▶ _RECORD EXTRACTS_
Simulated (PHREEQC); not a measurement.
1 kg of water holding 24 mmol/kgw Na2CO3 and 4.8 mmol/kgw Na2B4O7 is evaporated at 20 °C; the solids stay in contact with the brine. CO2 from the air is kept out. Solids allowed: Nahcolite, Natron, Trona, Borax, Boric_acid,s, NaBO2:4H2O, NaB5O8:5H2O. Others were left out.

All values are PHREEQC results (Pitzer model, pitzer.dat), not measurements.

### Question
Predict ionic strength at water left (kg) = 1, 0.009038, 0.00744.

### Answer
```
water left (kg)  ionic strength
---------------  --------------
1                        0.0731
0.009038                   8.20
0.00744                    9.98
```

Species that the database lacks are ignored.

▶ _ASSIGNED TASK_
Copy the records above faithfully. Begin at their first line, end at the line containing "1 kg of water", and include nothing else.

▶ _WRITTEN ANSWER_
Simulated (PHREEQC); not a measurement.
1 kg of water holding 24 mmol/kgw Na2CO3 and 4.8 mmol/kgw Na2B4O7 is evaporated at 20 °C; the solids stay in contact with the brine. CO2 from the air is kept out. Solids allowed: Nahcolite, Natron, Trona, Borax, Boric_acid,s, NaBO2:4H2O, NaB5O8:5H2O. Others were left out.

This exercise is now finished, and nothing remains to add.